◆ **TASK ITEM**
Reproduce the entries from their first line up to and including the line with "of this run.". Leave out everything after it.

________________

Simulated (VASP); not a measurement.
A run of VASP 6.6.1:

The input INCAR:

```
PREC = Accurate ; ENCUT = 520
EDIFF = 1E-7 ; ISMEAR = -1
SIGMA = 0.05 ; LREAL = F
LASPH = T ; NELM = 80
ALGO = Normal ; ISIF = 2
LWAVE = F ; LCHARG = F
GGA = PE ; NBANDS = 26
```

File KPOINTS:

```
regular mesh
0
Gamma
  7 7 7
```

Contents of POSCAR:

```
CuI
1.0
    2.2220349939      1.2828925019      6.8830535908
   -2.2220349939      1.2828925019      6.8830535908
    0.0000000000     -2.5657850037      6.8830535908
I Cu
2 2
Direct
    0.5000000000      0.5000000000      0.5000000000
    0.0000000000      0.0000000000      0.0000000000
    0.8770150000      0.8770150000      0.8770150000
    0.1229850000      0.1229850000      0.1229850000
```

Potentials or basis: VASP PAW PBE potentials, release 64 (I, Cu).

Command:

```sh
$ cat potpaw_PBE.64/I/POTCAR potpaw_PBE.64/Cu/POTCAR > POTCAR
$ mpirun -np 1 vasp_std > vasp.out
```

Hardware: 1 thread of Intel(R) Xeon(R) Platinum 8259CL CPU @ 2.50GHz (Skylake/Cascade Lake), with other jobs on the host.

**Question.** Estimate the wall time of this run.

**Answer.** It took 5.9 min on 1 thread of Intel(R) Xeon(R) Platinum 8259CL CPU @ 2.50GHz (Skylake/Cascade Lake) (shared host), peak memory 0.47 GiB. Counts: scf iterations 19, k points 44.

________________

◆ **EXERCISE OUTPUT**
Simulated (VASP); not a measurement.
A run of VASP 6.6.1:

The input INCAR:

```
PREC = Accurate ; ENCUT = 520
EDIFF = 1E-7 ; ISMEAR = -1
SIGMA = 0.05 ; LREAL = F
LASPH = T ; NELM = 80
ALGO = Normal ; ISIF = 2
LWAVE = F ; LCHARG = F
GGA = PE ; NBANDS = 26
```

File KPOINTS:

```
regular mesh
0
Gamma
  7 7 7
```

Contents of POSCAR:

```
CuI
1.0
    2.2220349939      1.2828925019      6.8830535908
   -2.2220349939      1.2828925019      6.8830535908
    0.0000000000     -2.5657850037      6.8830535908
I Cu
2 2
Direct
    0.5000000000      0.5000000000      0.5000000000
    0.0000000000      0.0000000000      0.0000000000
    0.8770150000      0.8770150000      0.8770150000
    0.1229850000      0.1229850000      0.1229850000
```

Potentials or basis: VASP PAW PBE potentials, release 64 (I, Cu).

Command:

```sh
$ cat potpaw_PBE.64/I/POTCAR potpaw_PBE.64/Cu/POTCAR > POTCAR
$ mpirun -np 1 vasp_std > vasp.out
```

Hardware: 1 thread of Intel(R) Xeon(R) Platinum 8259CL CPU @ 2.50GHz (Skylake/Cascade Lake), with other jobs on the host.

**Question.** Estimate the wall time of this run.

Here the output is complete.